• _ACTIVITY_
Write out the data below exactly, from its first line to the line containing "the first run**", that line included.

• _DATA LISTING_
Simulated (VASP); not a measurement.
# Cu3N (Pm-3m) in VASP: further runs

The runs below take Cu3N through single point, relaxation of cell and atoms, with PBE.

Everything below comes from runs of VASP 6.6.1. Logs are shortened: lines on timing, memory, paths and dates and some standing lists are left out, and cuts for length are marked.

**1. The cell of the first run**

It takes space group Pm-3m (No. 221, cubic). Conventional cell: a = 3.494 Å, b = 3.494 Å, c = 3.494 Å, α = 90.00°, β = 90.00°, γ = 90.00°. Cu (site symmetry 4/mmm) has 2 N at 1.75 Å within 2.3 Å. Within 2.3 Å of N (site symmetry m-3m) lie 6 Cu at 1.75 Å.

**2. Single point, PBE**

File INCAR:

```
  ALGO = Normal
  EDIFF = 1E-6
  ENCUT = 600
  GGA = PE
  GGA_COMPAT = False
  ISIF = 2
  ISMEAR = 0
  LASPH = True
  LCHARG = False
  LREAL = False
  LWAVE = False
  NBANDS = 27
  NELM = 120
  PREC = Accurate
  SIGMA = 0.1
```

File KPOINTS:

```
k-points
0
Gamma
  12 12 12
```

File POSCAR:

• _PROBLEM SOLUTION_
Simulated (VASP); not a measurement.
# Cu3N (Pm-3m) in VASP: further runs

The runs below take Cu3N through single point, relaxation of cell and atoms, with PBE.

Everything below comes from runs of VASP 6.6.1. Logs are shortened: lines on timing, memory, paths and dates and some standing lists are left out, and cuts for length are marked.

**1. The cell of the first run**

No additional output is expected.